*Assignment*
Set down a word-for-word copy of the data below, limited to the lines from the first through the line with "6.596 | -0.0045 |".

*Listed records*
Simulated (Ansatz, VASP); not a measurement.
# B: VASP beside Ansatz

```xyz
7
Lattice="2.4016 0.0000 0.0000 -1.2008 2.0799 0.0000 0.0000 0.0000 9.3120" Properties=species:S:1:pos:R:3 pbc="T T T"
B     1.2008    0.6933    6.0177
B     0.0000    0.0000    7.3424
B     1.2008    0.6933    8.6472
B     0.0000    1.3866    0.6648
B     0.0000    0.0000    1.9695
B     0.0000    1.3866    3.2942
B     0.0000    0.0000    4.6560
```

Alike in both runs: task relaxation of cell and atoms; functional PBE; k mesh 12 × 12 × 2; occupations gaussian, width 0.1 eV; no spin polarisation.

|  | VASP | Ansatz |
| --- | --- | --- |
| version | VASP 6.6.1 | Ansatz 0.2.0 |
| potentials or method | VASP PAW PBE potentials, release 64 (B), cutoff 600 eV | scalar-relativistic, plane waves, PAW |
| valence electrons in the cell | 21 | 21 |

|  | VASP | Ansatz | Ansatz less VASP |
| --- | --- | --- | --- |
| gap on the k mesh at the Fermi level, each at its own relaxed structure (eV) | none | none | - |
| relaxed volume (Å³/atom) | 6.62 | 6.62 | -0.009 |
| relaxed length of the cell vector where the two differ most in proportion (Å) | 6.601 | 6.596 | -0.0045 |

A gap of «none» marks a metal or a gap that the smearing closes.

*Task answer*
Simulated (Ansatz, VASP); not a measurement.
# B: VASP beside Ansatz

```xyz
7
Lattice="2.4016 0.0000 0.0000 -1.2008 2.0799 0.0000 0.0000 0.0000 9.3120" Properties=species:S:1:pos:R:3 pbc="T T T"
B     1.2008    0.6933    6.0177
B     0.0000    0.0000    7.3424
B     1.2008    0.6933    8.6472
B     0.0000    1.3866    0.6648
B     0.0000    0.0000    1.9695
B     0.0000    1.3866    3.2942
B     0.0000    0.0000    4.6560
```

Alike in both runs: task relaxation of cell and atoms; functional PBE; k mesh 12 × 12 × 2; occupations gaussian, width 0.1 eV; no spin polarisation.

|  | VASP | Ansatz |
| --- | --- | --- |
| version | VASP 6.6.1 | Ansatz 0.2.0 |
| potentials or method | VASP PAW PBE potentials, release 64 (B), cutoff 600 eV | scalar-relativistic, plane waves, PAW |
| valence electrons in the cell | 21 | 21 |

|  | VASP | Ansatz | Ansatz less VASP |
| --- | --- | --- | --- |
| gap on the k mesh at the Fermi level, each at its own relaxed structure (eV) | none | none | - |
| relaxed volume (Å³/atom) | 6.62 | 6.62 | -0.009 |
| relaxed length of the cell vector where the two differ most in proportion (Å) | 6.601 | 6.596 | -0.0045 |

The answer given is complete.